> **Work order**
From the records below, set down exactly the lines starting with the line that contains "(part 2 of 2)**" and going on through the line that contains "Geometry of the". Nothing else is wanted.

> **Raw data**
--- START ---

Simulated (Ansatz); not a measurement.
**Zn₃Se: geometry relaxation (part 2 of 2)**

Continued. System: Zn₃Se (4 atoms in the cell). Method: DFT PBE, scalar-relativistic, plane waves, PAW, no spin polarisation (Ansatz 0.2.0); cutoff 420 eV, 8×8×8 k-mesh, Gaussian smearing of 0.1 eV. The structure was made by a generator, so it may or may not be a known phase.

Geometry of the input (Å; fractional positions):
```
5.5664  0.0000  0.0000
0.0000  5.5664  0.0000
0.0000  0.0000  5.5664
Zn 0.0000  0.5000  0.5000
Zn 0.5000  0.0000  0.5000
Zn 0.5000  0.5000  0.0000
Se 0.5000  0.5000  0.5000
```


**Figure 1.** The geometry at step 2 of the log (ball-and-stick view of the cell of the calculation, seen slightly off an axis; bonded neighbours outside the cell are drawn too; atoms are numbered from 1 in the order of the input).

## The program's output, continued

--- END ---

> **Answer space**
**Zn₃Se: geometry relaxation (part 2 of 2)**

Continued. System: Zn₃Se (4 atoms in the cell). Method: DFT PBE, scalar-relativistic, plane waves, PAW, no spin polarisation (Ansatz 0.2.0); cutoff 420 eV, 8×8×8 k-mesh, Gaussian smearing of 0.1 eV. The structure was made by a generator, so it may or may not be a known phase.

Geometry of the input (Å; fractional positions):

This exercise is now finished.